Action item: Exactly the lines from the start of the data below through the line containing "SiC (2H silicon carbide, atoms displaced) (calculated)" must be returned, and no others.

╭─ Supplied records

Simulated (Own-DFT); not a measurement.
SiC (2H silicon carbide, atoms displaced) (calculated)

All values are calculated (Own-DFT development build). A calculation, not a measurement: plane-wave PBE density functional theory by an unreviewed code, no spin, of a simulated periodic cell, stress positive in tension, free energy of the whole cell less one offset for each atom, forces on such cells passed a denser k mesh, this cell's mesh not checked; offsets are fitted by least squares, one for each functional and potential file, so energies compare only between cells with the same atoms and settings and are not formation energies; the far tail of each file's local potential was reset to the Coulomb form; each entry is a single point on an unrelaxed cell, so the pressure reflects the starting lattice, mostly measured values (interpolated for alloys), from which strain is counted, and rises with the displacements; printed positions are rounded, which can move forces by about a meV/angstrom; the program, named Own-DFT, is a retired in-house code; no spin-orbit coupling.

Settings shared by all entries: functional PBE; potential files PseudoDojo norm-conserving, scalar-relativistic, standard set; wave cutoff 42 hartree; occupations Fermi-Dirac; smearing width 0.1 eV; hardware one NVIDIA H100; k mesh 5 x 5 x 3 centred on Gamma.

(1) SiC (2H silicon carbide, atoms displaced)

╰─

Reply:
Simulated (Own-DFT); not a measurement.
SiC (2H silicon carbide, atoms displaced) (calculated)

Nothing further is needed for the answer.